For every line in the material, produce an exact copy.

Start of Data
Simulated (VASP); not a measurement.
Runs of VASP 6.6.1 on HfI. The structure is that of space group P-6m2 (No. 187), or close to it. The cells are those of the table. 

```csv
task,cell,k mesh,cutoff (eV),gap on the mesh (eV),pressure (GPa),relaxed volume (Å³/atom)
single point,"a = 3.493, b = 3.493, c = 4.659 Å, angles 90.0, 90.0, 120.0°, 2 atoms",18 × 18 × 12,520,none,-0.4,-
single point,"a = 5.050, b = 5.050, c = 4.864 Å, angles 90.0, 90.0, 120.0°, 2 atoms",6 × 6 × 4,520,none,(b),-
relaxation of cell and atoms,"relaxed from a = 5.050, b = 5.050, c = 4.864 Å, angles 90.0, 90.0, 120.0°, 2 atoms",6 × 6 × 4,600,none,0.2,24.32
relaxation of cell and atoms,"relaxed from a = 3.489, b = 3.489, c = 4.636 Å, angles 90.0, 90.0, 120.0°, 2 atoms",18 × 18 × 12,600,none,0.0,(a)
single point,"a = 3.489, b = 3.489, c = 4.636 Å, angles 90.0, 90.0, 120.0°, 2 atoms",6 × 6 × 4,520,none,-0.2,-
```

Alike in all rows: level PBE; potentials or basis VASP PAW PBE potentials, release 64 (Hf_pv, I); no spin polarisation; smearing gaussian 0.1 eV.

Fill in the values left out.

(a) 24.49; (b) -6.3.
End of Data

Exercise answer
Simulated (VASP); not a measurement.
Runs of VASP 6.6.1 on HfI. The structure is that of space group P-6m2 (No. 187), or close to it. The cells are those of the table. 

```csv
task,cell,k mesh,cutoff (eV),gap on the mesh (eV),pressure (GPa),relaxed volume (Å³/atom)
single point,"a = 3.493, b = 3.493, c = 4.659 Å, angles 90.0, 90.0, 120.0°, 2 atoms",18 × 18 × 12,520,none,-0.4,-
single point,"a = 5.050, b = 5.050, c = 4.864 Å, angles 90.0, 90.0, 120.0°, 2 atoms",6 × 6 × 4,520,none,(b),-
relaxation of cell and atoms,"relaxed from a = 5.050, b = 5.050, c = 4.864 Å, angles 90.0, 90.0, 120.0°, 2 atoms",6 × 6 × 4,600,none,0.2,24.32
relaxation of cell and atoms,"relaxed from a = 3.489, b = 3.489, c = 4.636 Å, angles 90.0, 90.0, 120.0°, 2 atoms",18 × 18 × 12,600,none,0.0,(a)
single point,"a = 3.489, b = 3.489, c = 4.636 Å, angles 90.0, 90.0, 120.0°, 2 atoms",6 × 6 × 4,520,none,-0.2,-
```

Alike in all rows: level PBE; potentials or basis VASP PAW PBE potentials, release 64 (Hf_pv, I); no spin polarisation; smearing gaussian 0.1 eV.

Fill in the values left out.

(a) 24.49; (b) -6.3.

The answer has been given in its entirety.